==============================
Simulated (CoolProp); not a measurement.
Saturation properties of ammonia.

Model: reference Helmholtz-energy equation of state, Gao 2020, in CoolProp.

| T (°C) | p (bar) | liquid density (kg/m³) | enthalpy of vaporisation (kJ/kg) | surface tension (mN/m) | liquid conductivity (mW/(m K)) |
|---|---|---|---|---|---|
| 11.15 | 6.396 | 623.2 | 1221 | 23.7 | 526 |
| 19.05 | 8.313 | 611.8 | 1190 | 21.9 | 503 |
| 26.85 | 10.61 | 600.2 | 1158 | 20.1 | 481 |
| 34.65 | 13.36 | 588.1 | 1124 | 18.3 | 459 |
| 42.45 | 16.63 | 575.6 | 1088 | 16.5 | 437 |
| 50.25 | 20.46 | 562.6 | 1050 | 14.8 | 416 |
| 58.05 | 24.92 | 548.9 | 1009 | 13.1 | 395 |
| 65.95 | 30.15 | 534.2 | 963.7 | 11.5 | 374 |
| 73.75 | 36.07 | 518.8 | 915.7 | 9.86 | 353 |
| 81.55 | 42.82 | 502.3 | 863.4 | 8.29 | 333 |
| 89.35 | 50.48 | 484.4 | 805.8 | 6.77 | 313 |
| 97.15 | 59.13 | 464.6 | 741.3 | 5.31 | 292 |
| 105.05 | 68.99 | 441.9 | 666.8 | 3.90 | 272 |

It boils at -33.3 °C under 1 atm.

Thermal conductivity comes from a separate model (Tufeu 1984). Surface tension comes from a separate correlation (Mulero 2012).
==============================

BRIEF: Each line above must be printed exactly as it appears.

EXERCISE OUTPUT:
Simulated (CoolProp); not a measurement.
Saturation properties of ammonia.

Model: reference Helmholtz-energy equation of state, Gao 2020, in CoolProp.

| T (°C) | p (bar) | liquid density (kg/m³) | enthalpy of vaporisation (kJ/kg) | surface tension (mN/m) | liquid conductivity (mW/(m K)) |
|---|---|---|---|---|---|
| 11.15 | 6.396 | 623.2 | 1221 | 23.7 | 526 |
| 19.05 | 8.313 | 611.8 | 1190 | 21.9 | 503 |
| 26.85 | 10.61 | 600.2 | 1158 | 20.1 | 481 |
| 34.65 | 13.36 | 588.1 | 1124 | 18.3 | 459 |
| 42.45 | 16.63 | 575.6 | 1088 | 16.5 | 437 |
| 50.25 | 20.46 | 562.6 | 1050 | 14.8 | 416 |
| 58.05 | 24.92 | 548.9 | 1009 | 13.1 | 395 |
| 65.95 | 30.15 | 534.2 | 963.7 | 11.5 | 374 |
| 73.75 | 36.07 | 518.8 | 915.7 | 9.86 | 353 |
| 81.55 | 42.82 | 502.3 | 863.4 | 8.29 | 333 |
| 89.35 | 50.48 | 484.4 | 805.8 | 6.77 | 313 |
| 97.15 | 59.13 | 464.6 | 741.3 | 5.31 | 292 |
| 105.05 | 68.99 | 441.9 | 666.8 | 3.90 | 272 |

It boils at -33.3 °C under 1 atm.

Thermal conductivity comes from a separate model (Tufeu 1984). Surface tension comes from a separate correlation (Mulero 2012).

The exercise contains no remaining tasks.